Given records -
# # # # #
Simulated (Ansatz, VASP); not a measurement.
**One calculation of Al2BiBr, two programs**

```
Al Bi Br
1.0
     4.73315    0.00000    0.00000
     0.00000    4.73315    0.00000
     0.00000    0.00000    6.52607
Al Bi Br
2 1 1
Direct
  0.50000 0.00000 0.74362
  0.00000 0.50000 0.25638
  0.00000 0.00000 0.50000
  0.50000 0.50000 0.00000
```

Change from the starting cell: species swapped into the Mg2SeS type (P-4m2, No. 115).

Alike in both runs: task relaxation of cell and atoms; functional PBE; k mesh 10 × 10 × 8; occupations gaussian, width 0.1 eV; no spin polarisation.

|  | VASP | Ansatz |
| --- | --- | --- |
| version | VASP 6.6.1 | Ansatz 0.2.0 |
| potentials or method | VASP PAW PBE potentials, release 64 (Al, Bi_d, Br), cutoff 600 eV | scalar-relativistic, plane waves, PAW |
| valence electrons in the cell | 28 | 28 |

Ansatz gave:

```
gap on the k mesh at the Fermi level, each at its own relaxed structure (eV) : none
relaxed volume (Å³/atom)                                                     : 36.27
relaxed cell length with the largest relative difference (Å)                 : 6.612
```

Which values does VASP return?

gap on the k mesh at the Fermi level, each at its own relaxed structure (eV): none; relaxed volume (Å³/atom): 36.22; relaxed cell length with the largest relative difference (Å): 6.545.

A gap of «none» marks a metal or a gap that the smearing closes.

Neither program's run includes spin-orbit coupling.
# # # # #

Work item - Every line from the line containing "Ansatz 0.2.0 |" through the line containing "the smearing closes." in the records above must be retyped exactly. Leave out the rest.

Reply -
| version | VASP 6.6.1 | Ansatz 0.2.0 |
| potentials or method | VASP PAW PBE potentials, release 64 (Al, Bi_d, Br), cutoff 600 eV | scalar-relativistic, plane waves, PAW |
| valence electrons in the cell | 28 | 28 |

Ansatz gave:

```
gap on the k mesh at the Fermi level, each at its own relaxed structure (eV) : none
relaxed volume (Å³/atom)                                                     : 36.27
relaxed cell length with the largest relative difference (Å)                 : 6.612
```

Which values does VASP return?

gap on the k mesh at the Fermi level, each at its own relaxed structure (eV): none; relaxed volume (Å³/atom): 36.22; relaxed cell length with the largest relative difference (Å): 6.545.

A gap of «none» marks a metal or a gap that the smearing closes.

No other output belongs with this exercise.